» ASSIGNMENT:
Beginning at the top of the data below, write out every line exactly until you reach the line with "0.0478 | 281 |", and include that line.

(EXCERPTED RECORDS)

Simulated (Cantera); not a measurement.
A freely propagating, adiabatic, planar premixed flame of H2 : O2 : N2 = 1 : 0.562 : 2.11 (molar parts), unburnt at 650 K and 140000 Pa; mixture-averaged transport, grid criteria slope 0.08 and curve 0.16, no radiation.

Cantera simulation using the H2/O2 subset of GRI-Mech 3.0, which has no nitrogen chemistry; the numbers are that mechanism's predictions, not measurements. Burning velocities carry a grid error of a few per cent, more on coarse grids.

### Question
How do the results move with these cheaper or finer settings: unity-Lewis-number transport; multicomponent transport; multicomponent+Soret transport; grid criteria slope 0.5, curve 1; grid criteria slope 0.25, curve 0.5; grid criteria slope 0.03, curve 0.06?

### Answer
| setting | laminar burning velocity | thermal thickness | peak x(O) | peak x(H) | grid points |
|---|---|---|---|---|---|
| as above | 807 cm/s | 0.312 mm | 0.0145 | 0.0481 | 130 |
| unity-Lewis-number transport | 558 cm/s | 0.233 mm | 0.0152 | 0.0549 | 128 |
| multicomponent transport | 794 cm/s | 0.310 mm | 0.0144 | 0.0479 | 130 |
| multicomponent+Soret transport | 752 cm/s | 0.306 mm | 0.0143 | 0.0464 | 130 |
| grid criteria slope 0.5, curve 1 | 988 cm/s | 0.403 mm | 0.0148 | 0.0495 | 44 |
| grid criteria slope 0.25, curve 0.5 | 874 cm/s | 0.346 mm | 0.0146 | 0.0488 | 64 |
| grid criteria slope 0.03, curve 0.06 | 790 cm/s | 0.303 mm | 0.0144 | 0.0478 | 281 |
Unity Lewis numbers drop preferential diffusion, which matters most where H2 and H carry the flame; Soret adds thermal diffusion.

(End EXCERPTED RECORDS)

» TASK ANSWER:
Simulated (Cantera); not a measurement.
A freely propagating, adiabatic, planar premixed flame of H2 : O2 : N2 = 1 : 0.562 : 2.11 (molar parts), unburnt at 650 K and 140000 Pa; mixture-averaged transport, grid criteria slope 0.08 and curve 0.16, no radiation.

Cantera simulation using the H2/O2 subset of GRI-Mech 3.0, which has no nitrogen chemistry; the numbers are that mechanism's predictions, not measurements. Burning velocities carry a grid error of a few per cent, more on coarse grids.

### Question
How do the results move with these cheaper or finer settings: unity-Lewis-number transport; multicomponent transport; multicomponent+Soret transport; grid criteria slope 0.5, curve 1; grid criteria slope 0.25, curve 0.5; grid criteria slope 0.03, curve 0.06?

### Answer
| setting | laminar burning velocity | thermal thickness | peak x(O) | peak x(H) | grid points |
|---|---|---|---|---|---|
| as above | 807 cm/s | 0.312 mm | 0.0145 | 0.0481 | 130 |
| unity-Lewis-number transport | 558 cm/s | 0.233 mm | 0.0152 | 0.0549 | 128 |
| multicomponent transport | 794 cm/s | 0.310 mm | 0.0144 | 0.0479 | 130 |
| multicomponent+Soret transport | 752 cm/s | 0.306 mm | 0.0143 | 0.0464 | 130 |
| grid criteria slope 0.5, curve 1 | 988 cm/s | 0.403 mm | 0.0148 | 0.0495 | 44 |
| grid criteria slope 0.25, curve 0.5 | 874 cm/s | 0.346 mm | 0.0146 | 0.0488 | 64 |
| grid criteria slope 0.03, curve 0.06 | 790 cm/s | 0.303 mm | 0.0144 | 0.0478 | 281 |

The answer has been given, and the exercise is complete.